Extracted material.
● ● ● ● ● ● ●

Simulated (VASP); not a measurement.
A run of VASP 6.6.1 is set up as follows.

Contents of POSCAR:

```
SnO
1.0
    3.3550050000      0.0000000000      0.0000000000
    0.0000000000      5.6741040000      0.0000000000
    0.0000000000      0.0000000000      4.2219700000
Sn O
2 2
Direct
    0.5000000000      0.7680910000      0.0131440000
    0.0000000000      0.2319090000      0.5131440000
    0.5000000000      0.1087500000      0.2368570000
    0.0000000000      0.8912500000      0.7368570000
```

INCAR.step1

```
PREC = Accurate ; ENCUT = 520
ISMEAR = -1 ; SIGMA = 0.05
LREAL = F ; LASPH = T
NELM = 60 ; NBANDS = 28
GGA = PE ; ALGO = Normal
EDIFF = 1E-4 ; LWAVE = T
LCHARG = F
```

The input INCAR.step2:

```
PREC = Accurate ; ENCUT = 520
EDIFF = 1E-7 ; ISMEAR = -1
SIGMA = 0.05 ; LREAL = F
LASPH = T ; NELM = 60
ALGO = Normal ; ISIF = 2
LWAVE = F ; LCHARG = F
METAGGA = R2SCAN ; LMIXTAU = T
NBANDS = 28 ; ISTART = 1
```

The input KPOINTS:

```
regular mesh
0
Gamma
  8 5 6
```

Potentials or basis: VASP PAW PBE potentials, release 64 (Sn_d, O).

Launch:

● ● ● ● ● ● ●

Exercise.
Write the data out again in full. Match it word for word.

Written answer.
Simulated (VASP); not a measurement.
A run of VASP 6.6.1 is set up as follows.

Contents of POSCAR:

```
SnO
1.0
    3.3550050000      0.0000000000      0.0000000000
    0.0000000000      5.6741040000      0.0000000000
    0.0000000000      0.0000000000      4.2219700000
Sn O
2 2
Direct
    0.5000000000      0.7680910000      0.0131440000
    0.0000000000      0.2319090000      0.5131440000
    0.5000000000      0.1087500000      0.2368570000
    0.0000000000      0.8912500000      0.7368570000
```

INCAR.step1

```
PREC = Accurate ; ENCUT = 520
ISMEAR = -1 ; SIGMA = 0.05
LREAL = F ; LASPH = T
NELM = 60 ; NBANDS = 28
GGA = PE ; ALGO = Normal
EDIFF = 1E-4 ; LWAVE = T
LCHARG = F
```

The input INCAR.step2:

```
PREC = Accurate ; ENCUT = 520
EDIFF = 1E-7 ; ISMEAR = -1
SIGMA = 0.05 ; LREAL = F
LASPH = T ; NELM = 60
ALGO = Normal ; ISIF = 2
LWAVE = F ; LCHARG = F
METAGGA = R2SCAN ; LMIXTAU = T
NBANDS = 28 ; ISTART = 1
```

The input KPOINTS:

```
regular mesh
0
Gamma
  8 5 6
```

Potentials or basis: VASP PAW PBE potentials, release 64 (Sn_d, O).

Launch:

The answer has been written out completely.